BEGIN
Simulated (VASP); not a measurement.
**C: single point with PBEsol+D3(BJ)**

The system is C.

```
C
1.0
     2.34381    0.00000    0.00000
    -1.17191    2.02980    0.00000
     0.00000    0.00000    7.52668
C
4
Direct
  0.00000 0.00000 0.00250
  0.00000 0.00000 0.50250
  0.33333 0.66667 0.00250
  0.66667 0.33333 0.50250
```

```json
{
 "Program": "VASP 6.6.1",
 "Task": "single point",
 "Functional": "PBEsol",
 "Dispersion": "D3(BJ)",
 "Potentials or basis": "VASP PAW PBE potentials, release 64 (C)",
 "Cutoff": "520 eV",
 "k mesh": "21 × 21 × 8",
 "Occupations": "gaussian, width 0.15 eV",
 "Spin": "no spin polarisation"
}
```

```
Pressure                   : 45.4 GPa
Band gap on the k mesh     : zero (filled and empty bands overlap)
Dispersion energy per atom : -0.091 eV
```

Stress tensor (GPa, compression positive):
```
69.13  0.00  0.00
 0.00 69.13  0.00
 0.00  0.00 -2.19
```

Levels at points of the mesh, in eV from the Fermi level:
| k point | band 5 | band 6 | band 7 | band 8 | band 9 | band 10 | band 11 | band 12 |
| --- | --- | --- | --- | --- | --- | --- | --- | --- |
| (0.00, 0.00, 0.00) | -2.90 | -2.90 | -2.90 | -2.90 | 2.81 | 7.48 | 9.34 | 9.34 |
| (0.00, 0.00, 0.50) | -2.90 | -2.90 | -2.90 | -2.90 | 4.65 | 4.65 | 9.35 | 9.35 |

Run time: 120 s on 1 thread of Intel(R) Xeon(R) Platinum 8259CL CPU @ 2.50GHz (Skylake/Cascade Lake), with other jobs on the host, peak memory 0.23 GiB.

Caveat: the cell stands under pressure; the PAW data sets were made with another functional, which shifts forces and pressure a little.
END

Requirement = Scan the records above for the lines holding "Stress tensor (GPa, compression" and "9.34 | 9.34 |". Transcribe those two and every line between them word for word, and no others.

Response box =
Stress tensor (GPa, compression positive):
```
69.13  0.00  0.00
 0.00 69.13  0.00
 0.00  0.00 -2.19
```

Levels at points of the mesh, in eV from the Fermi level:
| k point | band 5 | band 6 | band 7 | band 8 | band 9 | band 10 | band 11 | band 12 |
| --- | --- | --- | --- | --- | --- | --- | --- | --- |
| (0.00, 0.00, 0.00) | -2.90 | -2.90 | -2.90 | -2.90 | 2.81 | 7.48 | 9.34 | 9.34 |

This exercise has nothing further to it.